=== Begin Enclosure ===

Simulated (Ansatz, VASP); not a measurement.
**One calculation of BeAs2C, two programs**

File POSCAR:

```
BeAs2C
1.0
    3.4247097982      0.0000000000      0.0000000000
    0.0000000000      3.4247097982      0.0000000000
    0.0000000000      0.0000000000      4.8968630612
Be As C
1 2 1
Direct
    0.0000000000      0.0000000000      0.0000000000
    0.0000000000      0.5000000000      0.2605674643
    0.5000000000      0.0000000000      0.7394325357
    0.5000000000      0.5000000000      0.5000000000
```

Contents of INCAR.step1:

=== End Enclosure ===

* _Required action_: Output the full listing above word for word.

* _Task solution_:
Simulated (Ansatz, VASP); not a measurement.
**One calculation of BeAs2C, two programs**

File POSCAR:

```
BeAs2C
1.0
    3.4247097982      0.0000000000      0.0000000000
    0.0000000000      3.4247097982      0.0000000000
    0.0000000000      0.0000000000      4.8968630612
Be As C
1 2 1
Direct
    0.0000000000      0.0000000000      0.0000000000
    0.0000000000      0.5000000000      0.2605674643
    0.5000000000      0.0000000000      0.7394325357
    0.5000000000      0.5000000000      0.5000000000
```

Contents of INCAR.step1:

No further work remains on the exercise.